> Material provided:
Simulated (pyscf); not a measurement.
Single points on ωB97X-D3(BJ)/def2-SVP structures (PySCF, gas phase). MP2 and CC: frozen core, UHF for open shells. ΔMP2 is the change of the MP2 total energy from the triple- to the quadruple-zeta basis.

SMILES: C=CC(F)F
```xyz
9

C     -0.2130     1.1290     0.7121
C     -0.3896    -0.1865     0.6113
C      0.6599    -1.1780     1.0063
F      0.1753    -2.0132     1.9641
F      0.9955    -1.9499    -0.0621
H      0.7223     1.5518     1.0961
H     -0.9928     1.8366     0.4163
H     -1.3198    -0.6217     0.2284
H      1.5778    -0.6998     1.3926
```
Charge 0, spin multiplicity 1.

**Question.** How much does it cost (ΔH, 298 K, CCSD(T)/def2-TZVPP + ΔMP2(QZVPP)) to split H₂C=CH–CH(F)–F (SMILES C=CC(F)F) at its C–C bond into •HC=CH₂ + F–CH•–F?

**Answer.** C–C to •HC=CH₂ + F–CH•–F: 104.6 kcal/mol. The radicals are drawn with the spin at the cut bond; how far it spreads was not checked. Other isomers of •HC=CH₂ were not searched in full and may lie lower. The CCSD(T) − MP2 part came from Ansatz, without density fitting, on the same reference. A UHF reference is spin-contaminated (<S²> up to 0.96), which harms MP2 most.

> Work request: Please give back the records exactly as written, beginning at the first line and including the line that holds "into •HC=CH₂ + F–CH•–F?" as the last.

> Task result:
Simulated (pyscf); not a measurement.
Single points on ωB97X-D3(BJ)/def2-SVP structures (PySCF, gas phase). MP2 and CC: frozen core, UHF for open shells. ΔMP2 is the change of the MP2 total energy from the triple- to the quadruple-zeta basis.

SMILES: C=CC(F)F
```xyz
9

C     -0.2130     1.1290     0.7121
C     -0.3896    -0.1865     0.6113
C      0.6599    -1.1780     1.0063
F      0.1753    -2.0132     1.9641
F      0.9955    -1.9499    -0.0621
H      0.7223     1.5518     1.0961
H     -0.9928     1.8366     0.4163
H     -1.3198    -0.6217     0.2284
H      1.5778    -0.6998     1.3926
```
Charge 0, spin multiplicity 1.

**Question.** How much does it cost (ΔH, 298 K, CCSD(T)/def2-TZVPP + ΔMP2(QZVPP)) to split H₂C=CH–CH(F)–F (SMILES C=CC(F)F) at its C–C bond into •HC=CH₂ + F–CH•–F?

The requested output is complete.